> [REQUIREMENT]: Nothing in the data should be left out or altered when it is retyped.

> [DATA SUPPLIED]:
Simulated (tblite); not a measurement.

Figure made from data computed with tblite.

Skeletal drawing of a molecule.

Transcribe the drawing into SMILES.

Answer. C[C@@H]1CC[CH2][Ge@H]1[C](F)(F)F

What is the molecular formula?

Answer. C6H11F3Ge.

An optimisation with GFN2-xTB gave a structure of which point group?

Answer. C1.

> [TASK SOLUTION]:
Simulated (tblite); not a measurement.

Figure made from data computed with tblite.

Skeletal drawing of a molecule.

Transcribe the drawing into SMILES.

Answer. C[C@@H]1CC[CH2][Ge@H]1[C](F)(F)F

What is the molecular formula?

Answer. C6H11F3Ge.

An optimisation with GFN2-xTB gave a structure of which point group?

Answer. C1.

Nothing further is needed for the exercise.